_Activity_
Everything from the first line of the material below through the line containing "Question: Estimate the wall time of this run." is to be printed exactly, and nothing more.

......
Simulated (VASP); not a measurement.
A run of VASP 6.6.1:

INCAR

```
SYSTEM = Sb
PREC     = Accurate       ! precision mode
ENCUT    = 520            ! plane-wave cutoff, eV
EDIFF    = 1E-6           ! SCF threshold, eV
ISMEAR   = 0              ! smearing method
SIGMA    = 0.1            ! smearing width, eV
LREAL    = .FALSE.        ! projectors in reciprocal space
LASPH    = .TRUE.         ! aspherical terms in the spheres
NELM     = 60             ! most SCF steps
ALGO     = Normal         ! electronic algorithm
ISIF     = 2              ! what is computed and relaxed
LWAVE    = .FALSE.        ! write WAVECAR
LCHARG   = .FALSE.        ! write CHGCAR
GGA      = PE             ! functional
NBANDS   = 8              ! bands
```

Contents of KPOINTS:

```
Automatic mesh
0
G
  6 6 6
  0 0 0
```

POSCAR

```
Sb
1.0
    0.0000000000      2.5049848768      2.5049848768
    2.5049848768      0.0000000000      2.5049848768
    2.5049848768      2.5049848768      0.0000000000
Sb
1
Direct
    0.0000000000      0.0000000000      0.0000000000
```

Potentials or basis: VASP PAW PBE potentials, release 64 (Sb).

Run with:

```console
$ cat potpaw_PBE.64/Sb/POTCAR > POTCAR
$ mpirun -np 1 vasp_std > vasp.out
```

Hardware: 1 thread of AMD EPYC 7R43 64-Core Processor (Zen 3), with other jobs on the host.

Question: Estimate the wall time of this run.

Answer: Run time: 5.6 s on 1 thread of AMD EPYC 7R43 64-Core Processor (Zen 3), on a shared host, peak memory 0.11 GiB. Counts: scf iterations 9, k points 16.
......

_Response box_
Simulated (VASP); not a measurement.
A run of VASP 6.6.1:

INCAR

```
SYSTEM = Sb
PREC     = Accurate       ! precision mode
ENCUT    = 520            ! plane-wave cutoff, eV
EDIFF    = 1E-6           ! SCF threshold, eV
ISMEAR   = 0              ! smearing method
SIGMA    = 0.1            ! smearing width, eV
LREAL    = .FALSE.        ! projectors in reciprocal space
LASPH    = .TRUE.         ! aspherical terms in the spheres
NELM     = 60             ! most SCF steps
ALGO     = Normal         ! electronic algorithm
ISIF     = 2              ! what is computed and relaxed
LWAVE    = .FALSE.        ! write WAVECAR
LCHARG   = .FALSE.        ! write CHGCAR
GGA      = PE             ! functional
NBANDS   = 8              ! bands
```

Contents of KPOINTS:

```
Automatic mesh
0
G
  6 6 6
  0 0 0
```

POSCAR

```
Sb
1.0
    0.0000000000      2.5049848768      2.5049848768
    2.5049848768      0.0000000000      2.5049848768
    2.5049848768      2.5049848768      0.0000000000
Sb
1
Direct
    0.0000000000      0.0000000000      0.0000000000
```

Potentials or basis: VASP PAW PBE potentials, release 64 (Sb).

Run with:

```console
$ cat potpaw_PBE.64/Sb/POTCAR > POTCAR
$ mpirun -np 1 vasp_std > vasp.out
```

Hardware: 1 thread of AMD EPYC 7R43 64-Core Processor (Zen 3), with other jobs on the host.

Question: Estimate the wall time of this run.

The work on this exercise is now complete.